Transcribe the records below exactly, from their first line through the line containing "values left out.". Omit every line after it.

::: DATA PROVIDED :::

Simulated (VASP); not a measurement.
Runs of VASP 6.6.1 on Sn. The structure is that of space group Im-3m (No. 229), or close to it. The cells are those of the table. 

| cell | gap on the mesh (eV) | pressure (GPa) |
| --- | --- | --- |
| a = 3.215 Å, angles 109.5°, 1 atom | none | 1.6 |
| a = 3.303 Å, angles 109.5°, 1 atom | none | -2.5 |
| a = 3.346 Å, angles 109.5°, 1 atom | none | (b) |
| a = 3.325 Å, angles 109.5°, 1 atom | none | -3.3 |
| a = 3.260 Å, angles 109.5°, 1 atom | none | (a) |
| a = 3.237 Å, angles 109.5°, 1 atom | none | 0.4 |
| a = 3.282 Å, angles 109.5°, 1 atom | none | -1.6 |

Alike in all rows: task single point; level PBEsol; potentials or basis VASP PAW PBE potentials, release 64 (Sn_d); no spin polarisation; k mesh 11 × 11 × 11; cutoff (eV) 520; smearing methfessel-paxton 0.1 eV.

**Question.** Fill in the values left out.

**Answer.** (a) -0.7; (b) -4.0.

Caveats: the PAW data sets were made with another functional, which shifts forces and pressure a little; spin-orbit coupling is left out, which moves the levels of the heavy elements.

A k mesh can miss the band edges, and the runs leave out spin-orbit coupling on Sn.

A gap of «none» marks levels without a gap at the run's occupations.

:::

### PROBLEM SOLUTION:
Simulated (VASP); not a measurement.
Runs of VASP 6.6.1 on Sn. The structure is that of space group Im-3m (No. 229), or close to it. The cells are those of the table. 

| cell | gap on the mesh (eV) | pressure (GPa) |
| --- | --- | --- |
| a = 3.215 Å, angles 109.5°, 1 atom | none | 1.6 |
| a = 3.303 Å, angles 109.5°, 1 atom | none | -2.5 |
| a = 3.346 Å, angles 109.5°, 1 atom | none | (b) |
| a = 3.325 Å, angles 109.5°, 1 atom | none | -3.3 |
| a = 3.260 Å, angles 109.5°, 1 atom | none | (a) |
| a = 3.237 Å, angles 109.5°, 1 atom | none | 0.4 |
| a = 3.282 Å, angles 109.5°, 1 atom | none | -1.6 |

Alike in all rows: task single point; level PBEsol; potentials or basis VASP PAW PBE potentials, release 64 (Sn_d); no spin polarisation; k mesh 11 × 11 × 11; cutoff (eV) 520; smearing methfessel-paxton 0.1 eV.

**Question.** Fill in the values left out.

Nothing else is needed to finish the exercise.